Dataset records -
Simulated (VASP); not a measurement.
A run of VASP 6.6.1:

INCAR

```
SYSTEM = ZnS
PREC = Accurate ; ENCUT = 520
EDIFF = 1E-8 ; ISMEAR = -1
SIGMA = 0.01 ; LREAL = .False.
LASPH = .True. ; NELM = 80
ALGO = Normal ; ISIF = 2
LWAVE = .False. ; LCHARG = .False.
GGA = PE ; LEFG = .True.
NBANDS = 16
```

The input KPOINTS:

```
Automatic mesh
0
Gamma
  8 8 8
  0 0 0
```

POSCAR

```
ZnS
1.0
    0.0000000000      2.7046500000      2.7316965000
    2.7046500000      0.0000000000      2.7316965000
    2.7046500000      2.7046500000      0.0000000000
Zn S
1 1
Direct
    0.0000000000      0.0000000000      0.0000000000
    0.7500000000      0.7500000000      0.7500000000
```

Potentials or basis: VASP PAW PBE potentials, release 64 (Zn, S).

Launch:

Assigned task - Reproduce the whole listing word for word.

Expected answer -
Simulated (VASP); not a measurement.
A run of VASP 6.6.1:

INCAR

```
SYSTEM = ZnS
PREC = Accurate ; ENCUT = 520
EDIFF = 1E-8 ; ISMEAR = -1
SIGMA = 0.01 ; LREAL = .False.
LASPH = .True. ; NELM = 80
ALGO = Normal ; ISIF = 2
LWAVE = .False. ; LCHARG = .False.
GGA = PE ; LEFG = .True.
NBANDS = 16
```

The input KPOINTS:

```
Automatic mesh
0
Gamma
  8 8 8
  0 0 0
```

POSCAR

```
ZnS
1.0
    0.0000000000      2.7046500000      2.7316965000
    2.7046500000      0.0000000000      2.7316965000
    2.7046500000      2.7046500000      0.0000000000
Zn S
1 1
Direct
    0.0000000000      0.0000000000      0.0000000000
    0.7500000000      0.7500000000      0.7500000000
```

Potentials or basis: VASP PAW PBE potentials, release 64 (Zn, S).

Launch:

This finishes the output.